**RECORDED INFORMATION**
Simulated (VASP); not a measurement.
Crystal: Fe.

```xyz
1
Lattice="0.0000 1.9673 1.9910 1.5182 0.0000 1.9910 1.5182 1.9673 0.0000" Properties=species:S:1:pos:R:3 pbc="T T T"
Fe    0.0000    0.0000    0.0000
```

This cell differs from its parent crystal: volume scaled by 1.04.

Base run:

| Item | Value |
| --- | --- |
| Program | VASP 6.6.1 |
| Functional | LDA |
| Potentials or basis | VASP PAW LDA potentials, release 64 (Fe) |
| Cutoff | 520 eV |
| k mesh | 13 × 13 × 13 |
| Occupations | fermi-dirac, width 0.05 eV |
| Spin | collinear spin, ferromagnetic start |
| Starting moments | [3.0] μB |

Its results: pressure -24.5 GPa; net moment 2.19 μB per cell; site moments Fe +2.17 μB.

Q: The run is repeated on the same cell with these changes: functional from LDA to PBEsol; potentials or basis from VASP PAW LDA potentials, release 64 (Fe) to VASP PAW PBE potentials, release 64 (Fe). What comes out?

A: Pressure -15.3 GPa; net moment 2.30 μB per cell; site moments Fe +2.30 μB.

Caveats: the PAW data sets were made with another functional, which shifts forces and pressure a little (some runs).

**ASSIGNED TASK**
Your answer must be the lines above, unchanged, from the first one through the line that holds "A: Pressure -15.3", inclusive, and no others.

**TASK RESPONSE**
Simulated (VASP); not a measurement.
Crystal: Fe.

```xyz
1
Lattice="0.0000 1.9673 1.9910 1.5182 0.0000 1.9910 1.5182 1.9673 0.0000" Properties=species:S:1:pos:R:3 pbc="T T T"
Fe    0.0000    0.0000    0.0000
```

This cell differs from its parent crystal: volume scaled by 1.04.

Base run:

| Item | Value |
| --- | --- |
| Program | VASP 6.6.1 |
| Functional | LDA |
| Potentials or basis | VASP PAW LDA potentials, release 64 (Fe) |
| Cutoff | 520 eV |
| k mesh | 13 × 13 × 13 |
| Occupations | fermi-dirac, width 0.05 eV |
| Spin | collinear spin, ferromagnetic start |
| Starting moments | [3.0] μB |

Its results: pressure -24.5 GPa; net moment 2.19 μB per cell; site moments Fe +2.17 μB.

Q: The run is repeated on the same cell with these changes: functional from LDA to PBEsol; potentials or basis from VASP PAW LDA potentials, release 64 (Fe) to VASP PAW PBE potentials, release 64 (Fe). What comes out?

A: Pressure -15.3 GPa; net moment 2.30 μB per cell; site moments Fe +2.30 μB.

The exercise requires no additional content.